[Provided material]

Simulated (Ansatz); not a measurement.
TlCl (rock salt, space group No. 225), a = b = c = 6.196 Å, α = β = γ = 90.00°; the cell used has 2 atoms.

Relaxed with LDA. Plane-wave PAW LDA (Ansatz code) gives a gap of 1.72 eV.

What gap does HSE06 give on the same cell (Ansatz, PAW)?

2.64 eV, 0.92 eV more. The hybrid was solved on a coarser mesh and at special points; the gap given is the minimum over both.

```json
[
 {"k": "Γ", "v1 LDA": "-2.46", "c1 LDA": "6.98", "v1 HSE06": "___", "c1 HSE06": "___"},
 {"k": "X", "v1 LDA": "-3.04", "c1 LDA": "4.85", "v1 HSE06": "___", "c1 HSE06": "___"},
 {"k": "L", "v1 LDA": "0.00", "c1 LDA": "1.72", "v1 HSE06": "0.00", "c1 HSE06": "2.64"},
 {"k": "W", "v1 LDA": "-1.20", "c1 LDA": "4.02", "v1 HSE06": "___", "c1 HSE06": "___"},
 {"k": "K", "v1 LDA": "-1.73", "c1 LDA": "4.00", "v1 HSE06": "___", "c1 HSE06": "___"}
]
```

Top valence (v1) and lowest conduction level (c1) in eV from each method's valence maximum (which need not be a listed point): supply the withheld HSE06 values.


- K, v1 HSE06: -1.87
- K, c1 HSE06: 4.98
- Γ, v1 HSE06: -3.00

[/Provided material]

- **Work task**:
Each entry in the listing is to be copied exactly.

- **Answer section**:
Simulated (Ansatz); not a measurement.
TlCl (rock salt, space group No. 225), a = b = c = 6.196 Å, α = β = γ = 90.00°; the cell used has 2 atoms.

Relaxed with LDA. Plane-wave PAW LDA (Ansatz code) gives a gap of 1.72 eV.

What gap does HSE06 give on the same cell (Ansatz, PAW)?

2.64 eV, 0.92 eV more. The hybrid was solved on a coarser mesh and at special points; the gap given is the minimum over both.

```json
[
 {"k": "Γ", "v1 LDA": "-2.46", "c1 LDA": "6.98", "v1 HSE06": "___", "c1 HSE06": "___"},
 {"k": "X", "v1 LDA": "-3.04", "c1 LDA": "4.85", "v1 HSE06": "___", "c1 HSE06": "___"},
 {"k": "L", "v1 LDA": "0.00", "c1 LDA": "1.72", "v1 HSE06": "0.00", "c1 HSE06": "2.64"},
 {"k": "W", "v1 LDA": "-1.20", "c1 LDA": "4.02", "v1 HSE06": "___", "c1 HSE06": "___"},
 {"k": "K", "v1 LDA": "-1.73", "c1 LDA": "4.00", "v1 HSE06": "___", "c1 HSE06": "___"}
]
```

Top valence (v1) and lowest conduction level (c1) in eV from each method's valence maximum (which need not be a listed point): supply the withheld HSE06 values.


- K, v1 HSE06: -1.87
- K, c1 HSE06: 4.98
- Γ, v1 HSE06: -3.00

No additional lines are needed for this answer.